* RECORDED DATA:
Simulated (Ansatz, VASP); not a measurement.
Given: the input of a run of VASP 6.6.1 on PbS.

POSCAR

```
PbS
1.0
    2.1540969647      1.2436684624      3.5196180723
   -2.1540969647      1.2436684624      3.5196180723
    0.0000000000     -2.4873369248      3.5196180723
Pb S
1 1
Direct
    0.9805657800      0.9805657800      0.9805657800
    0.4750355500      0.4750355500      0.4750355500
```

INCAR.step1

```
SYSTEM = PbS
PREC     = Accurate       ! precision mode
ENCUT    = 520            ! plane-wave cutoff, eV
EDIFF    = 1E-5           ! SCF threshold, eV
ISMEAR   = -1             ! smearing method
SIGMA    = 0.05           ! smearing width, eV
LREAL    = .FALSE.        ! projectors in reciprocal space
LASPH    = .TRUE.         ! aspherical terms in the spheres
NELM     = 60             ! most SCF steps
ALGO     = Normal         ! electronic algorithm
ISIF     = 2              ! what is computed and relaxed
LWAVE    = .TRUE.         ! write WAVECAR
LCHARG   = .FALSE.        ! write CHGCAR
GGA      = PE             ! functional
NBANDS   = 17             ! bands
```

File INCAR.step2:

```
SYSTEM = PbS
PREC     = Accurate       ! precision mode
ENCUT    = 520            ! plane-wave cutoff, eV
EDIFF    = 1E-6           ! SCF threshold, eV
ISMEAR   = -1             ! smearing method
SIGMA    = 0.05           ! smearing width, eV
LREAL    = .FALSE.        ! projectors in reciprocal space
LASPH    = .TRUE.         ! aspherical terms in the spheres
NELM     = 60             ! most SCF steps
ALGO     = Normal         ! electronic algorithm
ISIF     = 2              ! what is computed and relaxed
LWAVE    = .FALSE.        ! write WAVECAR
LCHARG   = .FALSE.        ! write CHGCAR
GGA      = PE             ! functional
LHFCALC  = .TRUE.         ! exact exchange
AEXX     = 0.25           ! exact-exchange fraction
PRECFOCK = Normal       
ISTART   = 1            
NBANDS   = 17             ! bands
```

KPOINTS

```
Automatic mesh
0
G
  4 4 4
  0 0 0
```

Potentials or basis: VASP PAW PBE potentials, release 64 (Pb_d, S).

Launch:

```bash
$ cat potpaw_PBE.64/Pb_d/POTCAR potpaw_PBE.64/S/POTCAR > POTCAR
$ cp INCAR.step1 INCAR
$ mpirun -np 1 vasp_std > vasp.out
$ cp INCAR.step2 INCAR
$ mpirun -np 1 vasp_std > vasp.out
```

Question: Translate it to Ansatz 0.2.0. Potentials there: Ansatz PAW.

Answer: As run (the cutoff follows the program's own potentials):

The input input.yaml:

* ASSIGNED TASK: Among the records above, repeat exactly the line with "Question: Translate it", the line with "Answer: As run", and every line in between, and only those.

* YOUR RESPONSE:
Question: Translate it to Ansatz 0.2.0. Potentials there: Ansatz PAW.

Answer: As run (the cutoff follows the program's own potentials):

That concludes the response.